→ **Given data**:

◇ ◇ ◇ ◇ ◇

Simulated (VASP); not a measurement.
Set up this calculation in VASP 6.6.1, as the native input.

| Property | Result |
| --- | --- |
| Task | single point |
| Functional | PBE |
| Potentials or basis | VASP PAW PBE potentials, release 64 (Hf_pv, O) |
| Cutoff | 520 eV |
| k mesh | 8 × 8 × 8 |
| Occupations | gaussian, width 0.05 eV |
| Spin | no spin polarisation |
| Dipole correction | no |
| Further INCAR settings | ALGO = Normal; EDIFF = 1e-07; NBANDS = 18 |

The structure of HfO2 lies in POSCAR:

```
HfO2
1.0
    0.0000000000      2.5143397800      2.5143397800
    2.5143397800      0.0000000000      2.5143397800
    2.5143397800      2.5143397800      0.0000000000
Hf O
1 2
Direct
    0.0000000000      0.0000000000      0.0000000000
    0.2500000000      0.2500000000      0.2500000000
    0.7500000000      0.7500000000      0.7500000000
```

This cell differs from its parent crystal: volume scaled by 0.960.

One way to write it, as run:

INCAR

◇ ◇ ◇ ◇ ◇

→ **Work instruction**: Using the entries above, repeat only the lines from the one containing "Set up this" through the one containing "One way to write", end lines included.

→ **Expected answer**:
Set up this calculation in VASP 6.6.1, as the native input.

| Property | Result |
| --- | --- |
| Task | single point |
| Functional | PBE |
| Potentials or basis | VASP PAW PBE potentials, release 64 (Hf_pv, O) |
| Cutoff | 520 eV |
| k mesh | 8 × 8 × 8 |
| Occupations | gaussian, width 0.05 eV |
| Spin | no spin polarisation |
| Dipole correction | no |
| Further INCAR settings | ALGO = Normal; EDIFF = 1e-07; NBANDS = 18 |

The structure of HfO2 lies in POSCAR:

```
HfO2
1.0
    0.0000000000      2.5143397800      2.5143397800
    2.5143397800      0.0000000000      2.5143397800
    2.5143397800      2.5143397800      0.0000000000
Hf O
1 2
Direct
    0.0000000000      0.0000000000      0.0000000000
    0.2500000000      0.2500000000      0.2500000000
    0.7500000000      0.7500000000      0.7500000000
```

This cell differs from its parent crystal: volume scaled by 0.960.

One way to write it, as run:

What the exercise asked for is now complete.